[Work instruction] Set down, exactly as written, every line from the top of the records below to the line containing "Geometry: PBE-D3(BJ)/def2-TZVP. Other", both ends included, and no others.

···

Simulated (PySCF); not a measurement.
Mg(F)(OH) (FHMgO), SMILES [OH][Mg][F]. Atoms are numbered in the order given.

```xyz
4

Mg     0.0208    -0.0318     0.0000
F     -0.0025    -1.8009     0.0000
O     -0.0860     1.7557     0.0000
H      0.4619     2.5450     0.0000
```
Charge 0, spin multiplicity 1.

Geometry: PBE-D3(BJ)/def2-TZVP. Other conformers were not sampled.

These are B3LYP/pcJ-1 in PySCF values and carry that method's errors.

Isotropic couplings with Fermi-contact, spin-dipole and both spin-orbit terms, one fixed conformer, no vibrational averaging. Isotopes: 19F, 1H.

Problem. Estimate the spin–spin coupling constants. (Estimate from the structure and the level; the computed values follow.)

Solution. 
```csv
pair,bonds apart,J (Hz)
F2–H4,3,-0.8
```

···

[Exercise solution]
Simulated (PySCF); not a measurement.
Mg(F)(OH) (FHMgO), SMILES [OH][Mg][F]. Atoms are numbered in the order given.

```xyz
4

Mg     0.0208    -0.0318     0.0000
F     -0.0025    -1.8009     0.0000
O     -0.0860     1.7557     0.0000
H      0.4619     2.5450     0.0000
```
Charge 0, spin multiplicity 1.

Geometry: PBE-D3(BJ)/def2-TZVP. Other conformers were not sampled.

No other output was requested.